++++++++++

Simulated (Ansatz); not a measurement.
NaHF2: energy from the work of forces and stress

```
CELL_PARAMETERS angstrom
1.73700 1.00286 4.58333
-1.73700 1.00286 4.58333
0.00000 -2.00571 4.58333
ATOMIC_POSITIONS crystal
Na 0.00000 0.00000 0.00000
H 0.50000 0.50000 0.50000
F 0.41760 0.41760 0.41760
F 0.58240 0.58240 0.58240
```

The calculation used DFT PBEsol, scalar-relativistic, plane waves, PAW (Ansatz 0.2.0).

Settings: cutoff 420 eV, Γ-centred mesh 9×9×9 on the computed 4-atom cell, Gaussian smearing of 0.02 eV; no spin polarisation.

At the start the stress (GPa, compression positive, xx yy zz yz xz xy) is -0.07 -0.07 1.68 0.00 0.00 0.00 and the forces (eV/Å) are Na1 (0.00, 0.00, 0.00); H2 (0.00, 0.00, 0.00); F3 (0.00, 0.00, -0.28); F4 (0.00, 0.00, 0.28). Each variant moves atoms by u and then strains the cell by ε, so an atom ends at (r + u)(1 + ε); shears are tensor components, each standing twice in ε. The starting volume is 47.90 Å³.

++++++++++

_Brief:_ Hand back the listing exactly. Include every line.

_Written answer:_
Simulated (Ansatz); not a measurement.
NaHF2: energy from the work of forces and stress

```
CELL_PARAMETERS angstrom
1.73700 1.00286 4.58333
-1.73700 1.00286 4.58333
0.00000 -2.00571 4.58333
ATOMIC_POSITIONS crystal
Na 0.00000 0.00000 0.00000
H 0.50000 0.50000 0.50000
F 0.41760 0.41760 0.41760
F 0.58240 0.58240 0.58240
```

The calculation used DFT PBEsol, scalar-relativistic, plane waves, PAW (Ansatz 0.2.0).

Settings: cutoff 420 eV, Γ-centred mesh 9×9×9 on the computed 4-atom cell, Gaussian smearing of 0.02 eV; no spin polarisation.

At the start the stress (GPa, compression positive, xx yy zz yz xz xy) is -0.07 -0.07 1.68 0.00 0.00 0.00 and the forces (eV/Å) are Na1 (0.00, 0.00, 0.00); H2 (0.00, 0.00, 0.00); F3 (0.00, 0.00, -0.28); F4 (0.00, 0.00, 0.28). Each variant moves atoms by u and then strains the cell by ε, so an atom ends at (r + u)(1 + ε); shears are tensor components, each standing twice in ε. The starting volume is 47.90 Å³.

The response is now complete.